Restate each entry below without changing a word.

**PROVIDED MATERIAL:**
▽

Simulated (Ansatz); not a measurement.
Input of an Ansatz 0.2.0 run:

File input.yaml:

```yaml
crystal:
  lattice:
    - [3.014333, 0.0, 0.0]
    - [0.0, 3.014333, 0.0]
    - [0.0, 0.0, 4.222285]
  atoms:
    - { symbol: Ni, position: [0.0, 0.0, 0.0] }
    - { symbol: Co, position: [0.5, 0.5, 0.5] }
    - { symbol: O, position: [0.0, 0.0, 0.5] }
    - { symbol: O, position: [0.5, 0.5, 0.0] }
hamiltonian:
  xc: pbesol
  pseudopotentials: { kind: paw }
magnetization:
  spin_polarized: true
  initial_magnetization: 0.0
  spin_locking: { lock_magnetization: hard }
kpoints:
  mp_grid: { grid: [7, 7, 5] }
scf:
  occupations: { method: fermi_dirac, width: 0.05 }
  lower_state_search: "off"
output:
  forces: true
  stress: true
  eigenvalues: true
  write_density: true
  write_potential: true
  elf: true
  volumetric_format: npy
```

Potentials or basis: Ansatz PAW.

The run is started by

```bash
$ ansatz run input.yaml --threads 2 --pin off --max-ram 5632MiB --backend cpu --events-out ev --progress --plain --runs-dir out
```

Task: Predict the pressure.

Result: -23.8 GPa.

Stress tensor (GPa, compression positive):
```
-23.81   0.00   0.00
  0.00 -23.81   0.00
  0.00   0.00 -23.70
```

△

**TASK RESPONSE:**
Simulated (Ansatz); not a measurement.
Input of an Ansatz 0.2.0 run:

File input.yaml:

```yaml
crystal:
  lattice:
    - [3.014333, 0.0, 0.0]
    - [0.0, 3.014333, 0.0]
    - [0.0, 0.0, 4.222285]
  atoms:
    - { symbol: Ni, position: [0.0, 0.0, 0.0] }
    - { symbol: Co, position: [0.5, 0.5, 0.5] }
    - { symbol: O, position: [0.0, 0.0, 0.5] }
    - { symbol: O, position: [0.5, 0.5, 0.0] }
hamiltonian:
  xc: pbesol
  pseudopotentials: { kind: paw }
magnetization:
  spin_polarized: true
  initial_magnetization: 0.0
  spin_locking: { lock_magnetization: hard }
kpoints:
  mp_grid: { grid: [7, 7, 5] }
scf:
  occupations: { method: fermi_dirac, width: 0.05 }
  lower_state_search: "off"
output:
  forces: true
  stress: true
  eigenvalues: true
  write_density: true
  write_potential: true
  elf: true
  volumetric_format: npy
```

Potentials or basis: Ansatz PAW.

The run is started by

```bash
$ ansatz run input.yaml --threads 2 --pin off --max-ram 5632MiB --backend cpu --events-out ev --progress --plain --runs-dir out
```

Task: Predict the pressure.

Result: -23.8 GPa.

Stress tensor (GPa, compression positive):
```
-23.81   0.00   0.00
  0.00 -23.81   0.00
  0.00   0.00 -23.70
```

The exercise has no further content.